**Task item**
Copy out all of the records, exactly as they appear.

*** Opening of Source data ***
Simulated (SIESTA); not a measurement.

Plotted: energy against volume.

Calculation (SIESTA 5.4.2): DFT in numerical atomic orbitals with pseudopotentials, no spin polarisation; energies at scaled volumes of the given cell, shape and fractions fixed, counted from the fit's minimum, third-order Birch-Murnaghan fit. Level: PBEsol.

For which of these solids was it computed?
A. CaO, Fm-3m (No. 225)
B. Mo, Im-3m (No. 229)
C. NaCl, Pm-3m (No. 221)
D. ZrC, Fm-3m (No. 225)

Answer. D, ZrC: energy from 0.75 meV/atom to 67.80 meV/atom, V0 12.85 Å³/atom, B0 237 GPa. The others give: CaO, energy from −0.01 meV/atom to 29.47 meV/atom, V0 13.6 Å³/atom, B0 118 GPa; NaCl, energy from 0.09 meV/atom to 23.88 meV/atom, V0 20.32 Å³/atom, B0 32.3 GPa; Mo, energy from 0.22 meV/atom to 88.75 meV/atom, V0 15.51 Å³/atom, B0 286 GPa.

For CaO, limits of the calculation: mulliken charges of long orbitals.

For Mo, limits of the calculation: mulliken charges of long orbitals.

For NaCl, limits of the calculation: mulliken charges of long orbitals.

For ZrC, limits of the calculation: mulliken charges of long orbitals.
*** Close of Source data ***

**Expected answer**
Simulated (SIESTA); not a measurement.

Plotted: energy against volume.

Calculation (SIESTA 5.4.2): DFT in numerical atomic orbitals with pseudopotentials, no spin polarisation; energies at scaled volumes of the given cell, shape and fractions fixed, counted from the fit's minimum, third-order Birch-Murnaghan fit. Level: PBEsol.

For which of these solids was it computed?
A. CaO, Fm-3m (No. 225)
B. Mo, Im-3m (No. 229)
C. NaCl, Pm-3m (No. 221)
D. ZrC, Fm-3m (No. 225)

Answer. D, ZrC: energy from 0.75 meV/atom to 67.80 meV/atom, V0 12.85 Å³/atom, B0 237 GPa. The others give: CaO, energy from −0.01 meV/atom to 29.47 meV/atom, V0 13.6 Å³/atom, B0 118 GPa; NaCl, energy from 0.09 meV/atom to 23.88 meV/atom, V0 20.32 Å³/atom, B0 32.3 GPa; Mo, energy from 0.22 meV/atom to 88.75 meV/atom, V0 15.51 Å³/atom, B0 286 GPa.

For CaO, limits of the calculation: mulliken charges of long orbitals.

For Mo, limits of the calculation: mulliken charges of long orbitals.

For NaCl, limits of the calculation: mulliken charges of long orbitals.

For ZrC, limits of the calculation: mulliken charges of long orbitals.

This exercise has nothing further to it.